# Dataset records
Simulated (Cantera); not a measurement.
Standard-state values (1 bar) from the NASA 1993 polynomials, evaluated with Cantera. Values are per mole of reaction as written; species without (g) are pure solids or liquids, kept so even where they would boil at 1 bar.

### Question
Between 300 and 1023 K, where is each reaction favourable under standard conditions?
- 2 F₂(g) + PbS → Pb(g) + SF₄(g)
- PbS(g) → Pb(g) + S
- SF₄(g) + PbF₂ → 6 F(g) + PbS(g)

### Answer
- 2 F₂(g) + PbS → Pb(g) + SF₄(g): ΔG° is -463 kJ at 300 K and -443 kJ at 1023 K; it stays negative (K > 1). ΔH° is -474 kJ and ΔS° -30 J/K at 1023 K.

# Activity
Every record above has to appear again, word for word.

# Your response
Simulated (Cantera); not a measurement.
Standard-state values (1 bar) from the NASA 1993 polynomials, evaluated with Cantera. Values are per mole of reaction as written; species without (g) are pure solids or liquids, kept so even where they would boil at 1 bar.

### Question
Between 300 and 1023 K, where is each reaction favourable under standard conditions?
- 2 F₂(g) + PbS → Pb(g) + SF₄(g)
- PbS(g) → Pb(g) + S
- SF₄(g) + PbF₂ → 6 F(g) + PbS(g)

### Answer
- 2 F₂(g) + PbS → Pb(g) + SF₄(g): ΔG° is -463 kJ at 300 K and -443 kJ at 1023 K; it stays negative (K > 1). ΔH° is -474 kJ and ΔS° -30 J/K at 1023 K.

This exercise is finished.